◆ SOURCE DATA
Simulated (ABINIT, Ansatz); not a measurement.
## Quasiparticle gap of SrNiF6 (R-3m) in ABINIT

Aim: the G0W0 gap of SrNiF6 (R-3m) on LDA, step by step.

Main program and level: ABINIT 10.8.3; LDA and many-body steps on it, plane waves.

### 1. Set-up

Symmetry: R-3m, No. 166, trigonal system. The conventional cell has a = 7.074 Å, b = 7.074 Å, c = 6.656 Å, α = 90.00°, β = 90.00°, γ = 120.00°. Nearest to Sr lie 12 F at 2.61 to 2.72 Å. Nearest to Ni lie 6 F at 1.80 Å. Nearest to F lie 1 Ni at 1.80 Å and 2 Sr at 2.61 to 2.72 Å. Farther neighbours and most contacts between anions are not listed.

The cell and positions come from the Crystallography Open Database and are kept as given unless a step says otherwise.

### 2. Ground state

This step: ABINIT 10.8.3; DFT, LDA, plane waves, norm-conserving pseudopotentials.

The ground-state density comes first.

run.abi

◆ ACTION ITEM
None of the records may be left out; each is to be restated exactly.

◆ PROBLEM SOLUTION
Simulated (ABINIT, Ansatz); not a measurement.
## Quasiparticle gap of SrNiF6 (R-3m) in ABINIT

Aim: the G0W0 gap of SrNiF6 (R-3m) on LDA, step by step.

Main program and level: ABINIT 10.8.3; LDA and many-body steps on it, plane waves.

### 1. Set-up

Symmetry: R-3m, No. 166, trigonal system. The conventional cell has a = 7.074 Å, b = 7.074 Å, c = 6.656 Å, α = 90.00°, β = 90.00°, γ = 120.00°. Nearest to Sr lie 12 F at 2.61 to 2.72 Å. Nearest to Ni lie 6 F at 1.80 Å. Nearest to F lie 1 Ni at 1.80 Å and 2 Sr at 2.61 to 2.72 Å. Farther neighbours and most contacts between anions are not listed.

The cell and positions come from the Crystallography Open Database and are kept as given unless a step says otherwise.

### 2. Ground state

This step: ABINIT 10.8.3; DFT, LDA, plane waves, norm-conserving pseudopotentials.

The ground-state density comes first.

run.abi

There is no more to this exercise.